- Work request
Each line from the start of the entries through the line that contains "a negative one?**" should be output exactly, please.

--
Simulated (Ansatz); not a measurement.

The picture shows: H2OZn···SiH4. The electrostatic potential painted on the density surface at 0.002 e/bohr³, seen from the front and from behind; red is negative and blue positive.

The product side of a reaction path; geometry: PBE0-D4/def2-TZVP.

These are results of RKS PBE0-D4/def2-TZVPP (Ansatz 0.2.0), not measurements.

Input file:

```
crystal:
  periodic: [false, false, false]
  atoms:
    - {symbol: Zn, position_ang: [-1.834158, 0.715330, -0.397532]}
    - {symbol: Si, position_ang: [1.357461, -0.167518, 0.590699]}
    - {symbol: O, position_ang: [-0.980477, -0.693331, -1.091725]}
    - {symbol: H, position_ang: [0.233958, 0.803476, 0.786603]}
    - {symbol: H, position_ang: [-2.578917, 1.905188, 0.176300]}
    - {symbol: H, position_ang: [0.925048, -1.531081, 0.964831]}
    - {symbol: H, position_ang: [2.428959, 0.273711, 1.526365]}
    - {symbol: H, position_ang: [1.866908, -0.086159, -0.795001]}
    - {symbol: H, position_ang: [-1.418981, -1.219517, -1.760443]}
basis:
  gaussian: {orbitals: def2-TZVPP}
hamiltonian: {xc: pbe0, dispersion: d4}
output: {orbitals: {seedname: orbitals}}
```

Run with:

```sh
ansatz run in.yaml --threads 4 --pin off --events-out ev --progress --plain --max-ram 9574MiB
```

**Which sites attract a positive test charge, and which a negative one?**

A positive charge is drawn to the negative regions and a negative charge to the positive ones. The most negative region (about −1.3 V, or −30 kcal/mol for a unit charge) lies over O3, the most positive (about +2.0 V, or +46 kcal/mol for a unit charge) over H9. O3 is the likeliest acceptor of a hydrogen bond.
--

- Written response
Simulated (Ansatz); not a measurement.

The picture shows: H2OZn···SiH4. The electrostatic potential painted on the density surface at 0.002 e/bohr³, seen from the front and from behind; red is negative and blue positive.

The product side of a reaction path; geometry: PBE0-D4/def2-TZVP.

These are results of RKS PBE0-D4/def2-TZVPP (Ansatz 0.2.0), not measurements.

Input file:

```
crystal:
  periodic: [false, false, false]
  atoms:
    - {symbol: Zn, position_ang: [-1.834158, 0.715330, -0.397532]}
    - {symbol: Si, position_ang: [1.357461, -0.167518, 0.590699]}
    - {symbol: O, position_ang: [-0.980477, -0.693331, -1.091725]}
    - {symbol: H, position_ang: [0.233958, 0.803476, 0.786603]}
    - {symbol: H, position_ang: [-2.578917, 1.905188, 0.176300]}
    - {symbol: H, position_ang: [0.925048, -1.531081, 0.964831]}
    - {symbol: H, position_ang: [2.428959, 0.273711, 1.526365]}
    - {symbol: H, position_ang: [1.866908, -0.086159, -0.795001]}
    - {symbol: H, position_ang: [-1.418981, -1.219517, -1.760443]}
basis:
  gaussian: {orbitals: def2-TZVPP}
hamiltonian: {xc: pbe0, dispersion: d4}
output: {orbitals: {seedname: orbitals}}
```

Run with:

```sh
ansatz run in.yaml --threads 4 --pin off --events-out ev --progress --plain --max-ram 9574MiB
```

**Which sites attract a positive test charge, and which a negative one?**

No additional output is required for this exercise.